┄┄┄┄┄┄┄┄┄┄┄┄┄┄┄┄┄┄┄┄
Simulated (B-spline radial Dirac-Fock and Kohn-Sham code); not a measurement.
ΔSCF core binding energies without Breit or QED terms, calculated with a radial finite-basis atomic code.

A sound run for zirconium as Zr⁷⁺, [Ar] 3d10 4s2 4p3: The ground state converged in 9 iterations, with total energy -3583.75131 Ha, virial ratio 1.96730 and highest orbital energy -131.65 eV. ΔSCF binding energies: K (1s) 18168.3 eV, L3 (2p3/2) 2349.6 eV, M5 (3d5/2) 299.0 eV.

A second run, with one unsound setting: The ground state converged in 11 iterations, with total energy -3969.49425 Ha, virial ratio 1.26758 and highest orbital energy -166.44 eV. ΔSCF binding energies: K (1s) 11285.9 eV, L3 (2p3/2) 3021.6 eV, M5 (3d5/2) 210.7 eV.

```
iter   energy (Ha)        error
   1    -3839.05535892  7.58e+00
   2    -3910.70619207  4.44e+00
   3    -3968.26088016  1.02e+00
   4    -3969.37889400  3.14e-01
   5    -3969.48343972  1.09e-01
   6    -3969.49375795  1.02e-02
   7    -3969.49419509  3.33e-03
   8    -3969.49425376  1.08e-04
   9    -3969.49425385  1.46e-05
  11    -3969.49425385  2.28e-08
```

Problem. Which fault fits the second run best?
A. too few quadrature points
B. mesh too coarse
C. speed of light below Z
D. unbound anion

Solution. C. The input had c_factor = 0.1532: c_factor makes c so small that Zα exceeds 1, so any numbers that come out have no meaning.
┄┄┄┄┄┄┄┄┄┄┄┄┄┄┄┄┄┄┄┄

◆ **Work task**
Return exactly the leading lines of the listing, stopping after the line in which "A sound run" occurs.

◆ **Written solution**
Simulated (B-spline radial Dirac-Fock and Kohn-Sham code); not a measurement.
ΔSCF core binding energies without Breit or QED terms, calculated with a radial finite-basis atomic code.

A sound run for zirconium as Zr⁷⁺, [Ar] 3d10 4s2 4p3: The ground state converged in 9 iterations, with total energy -3583.75131 Ha, virial ratio 1.96730 and highest orbital energy -131.65 eV. ΔSCF binding energies: K (1s) 18168.3 eV, L3 (2p3/2) 2349.6 eV, M5 (3d5/2) 299.0 eV.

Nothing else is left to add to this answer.